Provided records
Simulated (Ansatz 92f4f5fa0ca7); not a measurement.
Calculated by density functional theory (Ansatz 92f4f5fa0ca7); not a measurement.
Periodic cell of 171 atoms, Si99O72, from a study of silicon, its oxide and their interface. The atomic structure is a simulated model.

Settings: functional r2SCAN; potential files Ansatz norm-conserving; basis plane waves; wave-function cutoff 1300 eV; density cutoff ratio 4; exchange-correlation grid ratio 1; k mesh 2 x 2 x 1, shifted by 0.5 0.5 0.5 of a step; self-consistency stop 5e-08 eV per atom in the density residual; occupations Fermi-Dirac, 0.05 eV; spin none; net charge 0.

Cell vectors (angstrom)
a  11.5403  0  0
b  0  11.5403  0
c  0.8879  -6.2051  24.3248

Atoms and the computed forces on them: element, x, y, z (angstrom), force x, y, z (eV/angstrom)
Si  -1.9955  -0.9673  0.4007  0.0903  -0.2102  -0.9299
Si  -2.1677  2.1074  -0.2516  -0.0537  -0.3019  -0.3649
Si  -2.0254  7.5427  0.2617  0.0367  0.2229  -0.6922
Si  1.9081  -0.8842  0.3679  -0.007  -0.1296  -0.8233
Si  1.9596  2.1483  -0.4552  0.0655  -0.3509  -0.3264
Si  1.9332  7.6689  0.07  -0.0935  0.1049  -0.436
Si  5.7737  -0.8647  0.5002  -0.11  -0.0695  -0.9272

Task item
Write out the records exactly, starting at the first line and stopping after the line that contains "Periodic cell of".

Answer section
Simulated (Ansatz 92f4f5fa0ca7); not a measurement.
Calculated by density functional theory (Ansatz 92f4f5fa0ca7); not a measurement.
Periodic cell of 171 atoms, Si99O72, from a study of silicon, its oxide and their interface. The atomic structure is a simulated model.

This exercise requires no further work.